A verbatim copy of the entries is the required answer.

********************

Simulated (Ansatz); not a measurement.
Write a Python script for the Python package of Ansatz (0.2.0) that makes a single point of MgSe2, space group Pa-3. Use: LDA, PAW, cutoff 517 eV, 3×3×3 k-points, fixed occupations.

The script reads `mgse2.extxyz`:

********************

### [Task response]
Simulated (Ansatz); not a measurement.
Write a Python script for the Python package of Ansatz (0.2.0) that makes a single point of MgSe2, space group Pa-3. Use: LDA, PAW, cutoff 517 eV, 3×3×3 k-points, fixed occupations.

The script reads `mgse2.extxyz`:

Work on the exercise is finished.